__Required action__.
The expected output is the first line of the data below and every line after it, up to and including the line containing "- method: RHF/def2-SVP (Ansatz 0.2.0)", each reproduced exactly.

__Data extracts__.
·····

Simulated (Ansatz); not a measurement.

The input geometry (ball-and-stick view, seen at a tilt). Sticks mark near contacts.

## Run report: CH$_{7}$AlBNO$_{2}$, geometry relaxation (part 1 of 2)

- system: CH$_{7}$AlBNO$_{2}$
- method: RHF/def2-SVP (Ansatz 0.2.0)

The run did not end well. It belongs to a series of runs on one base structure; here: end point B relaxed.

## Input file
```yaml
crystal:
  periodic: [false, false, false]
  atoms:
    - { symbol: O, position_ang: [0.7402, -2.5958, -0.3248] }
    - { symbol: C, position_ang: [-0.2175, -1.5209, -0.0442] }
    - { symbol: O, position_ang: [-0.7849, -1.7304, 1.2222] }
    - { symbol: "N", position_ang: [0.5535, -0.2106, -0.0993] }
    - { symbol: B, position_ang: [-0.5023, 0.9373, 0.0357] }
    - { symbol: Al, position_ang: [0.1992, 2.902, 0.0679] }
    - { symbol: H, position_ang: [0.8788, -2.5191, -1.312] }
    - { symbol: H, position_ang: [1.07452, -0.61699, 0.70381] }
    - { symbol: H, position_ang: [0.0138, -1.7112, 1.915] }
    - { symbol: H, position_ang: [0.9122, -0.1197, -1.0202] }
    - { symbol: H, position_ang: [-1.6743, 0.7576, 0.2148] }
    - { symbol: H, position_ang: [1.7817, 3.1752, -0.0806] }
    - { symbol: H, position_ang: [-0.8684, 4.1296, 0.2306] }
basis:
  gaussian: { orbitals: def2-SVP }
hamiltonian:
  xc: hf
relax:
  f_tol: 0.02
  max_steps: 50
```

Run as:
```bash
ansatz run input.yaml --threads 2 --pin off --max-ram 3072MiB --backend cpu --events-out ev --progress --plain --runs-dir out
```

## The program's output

·····

__Exercise output__.
Simulated (Ansatz); not a measurement.

The input geometry (ball-and-stick view, seen at a tilt). Sticks mark near contacts.

## Run report: CH$_{7}$AlBNO$_{2}$, geometry relaxation (part 1 of 2)

- system: CH$_{7}$AlBNO$_{2}$
- method: RHF/def2-SVP (Ansatz 0.2.0)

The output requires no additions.